### [Work request]
Your task is to repeat the entries exactly from their first line through the line with "The cell was", and to stop there.

(Beginning of Record set)

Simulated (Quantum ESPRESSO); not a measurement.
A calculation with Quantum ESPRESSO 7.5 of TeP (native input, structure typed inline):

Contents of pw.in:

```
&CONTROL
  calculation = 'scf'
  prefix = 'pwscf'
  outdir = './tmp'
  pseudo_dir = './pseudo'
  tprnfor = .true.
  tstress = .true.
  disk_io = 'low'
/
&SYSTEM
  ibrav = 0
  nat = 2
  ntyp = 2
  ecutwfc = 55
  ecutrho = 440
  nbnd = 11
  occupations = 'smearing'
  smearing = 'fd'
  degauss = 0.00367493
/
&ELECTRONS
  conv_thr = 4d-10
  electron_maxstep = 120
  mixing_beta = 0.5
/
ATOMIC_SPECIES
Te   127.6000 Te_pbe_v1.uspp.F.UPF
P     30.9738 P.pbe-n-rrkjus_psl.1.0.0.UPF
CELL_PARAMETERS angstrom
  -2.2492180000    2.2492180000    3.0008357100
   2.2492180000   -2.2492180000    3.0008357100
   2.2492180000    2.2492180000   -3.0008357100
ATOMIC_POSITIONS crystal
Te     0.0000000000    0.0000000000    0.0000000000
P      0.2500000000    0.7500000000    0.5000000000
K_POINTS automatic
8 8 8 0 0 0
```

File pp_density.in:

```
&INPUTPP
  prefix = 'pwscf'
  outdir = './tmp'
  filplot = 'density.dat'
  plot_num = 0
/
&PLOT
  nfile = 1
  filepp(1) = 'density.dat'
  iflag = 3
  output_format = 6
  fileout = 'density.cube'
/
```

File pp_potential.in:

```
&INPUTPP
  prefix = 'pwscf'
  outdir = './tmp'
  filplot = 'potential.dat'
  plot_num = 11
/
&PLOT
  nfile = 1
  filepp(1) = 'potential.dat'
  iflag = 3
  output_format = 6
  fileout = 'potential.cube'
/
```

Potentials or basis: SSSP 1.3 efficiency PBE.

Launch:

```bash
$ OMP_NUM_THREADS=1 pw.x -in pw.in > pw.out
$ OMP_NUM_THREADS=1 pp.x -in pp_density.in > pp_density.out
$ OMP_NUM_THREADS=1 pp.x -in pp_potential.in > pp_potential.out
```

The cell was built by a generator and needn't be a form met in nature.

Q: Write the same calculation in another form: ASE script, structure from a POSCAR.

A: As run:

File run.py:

(End of Record set)

### [Result]
Simulated (Quantum ESPRESSO); not a measurement.
A calculation with Quantum ESPRESSO 7.5 of TeP (native input, structure typed inline):

Contents of pw.in:

```
&CONTROL
  calculation = 'scf'
  prefix = 'pwscf'
  outdir = './tmp'
  pseudo_dir = './pseudo'
  tprnfor = .true.
  tstress = .true.
  disk_io = 'low'
/
&SYSTEM
  ibrav = 0
  nat = 2
  ntyp = 2
  ecutwfc = 55
  ecutrho = 440
  nbnd = 11
  occupations = 'smearing'
  smearing = 'fd'
  degauss = 0.00367493
/
&ELECTRONS
  conv_thr = 4d-10
  electron_maxstep = 120
  mixing_beta = 0.5
/
ATOMIC_SPECIES
Te   127.6000 Te_pbe_v1.uspp.F.UPF
P     30.9738 P.pbe-n-rrkjus_psl.1.0.0.UPF
CELL_PARAMETERS angstrom
  -2.2492180000    2.2492180000    3.0008357100
   2.2492180000   -2.2492180000    3.0008357100
   2.2492180000    2.2492180000   -3.0008357100
ATOMIC_POSITIONS crystal
Te     0.0000000000    0.0000000000    0.0000000000
P      0.2500000000    0.7500000000    0.5000000000
K_POINTS automatic
8 8 8 0 0 0
```

File pp_density.in:

```
&INPUTPP
  prefix = 'pwscf'
  outdir = './tmp'
  filplot = 'density.dat'
  plot_num = 0
/
&PLOT
  nfile = 1
  filepp(1) = 'density.dat'
  iflag = 3
  output_format = 6
  fileout = 'density.cube'
/
```

File pp_potential.in:

```
&INPUTPP
  prefix = 'pwscf'
  outdir = './tmp'
  filplot = 'potential.dat'
  plot_num = 11
/
&PLOT
  nfile = 1
  filepp(1) = 'potential.dat'
  iflag = 3
  output_format = 6
  fileout = 'potential.cube'
/
```

Potentials or basis: SSSP 1.3 efficiency PBE.

Launch:

```bash
$ OMP_NUM_THREADS=1 pw.x -in pw.in > pw.out
$ OMP_NUM_THREADS=1 pp.x -in pp_density.in > pp_density.out
$ OMP_NUM_THREADS=1 pp.x -in pp_potential.in > pp_potential.out
```

The cell was built by a generator and needn't be a form met in nature.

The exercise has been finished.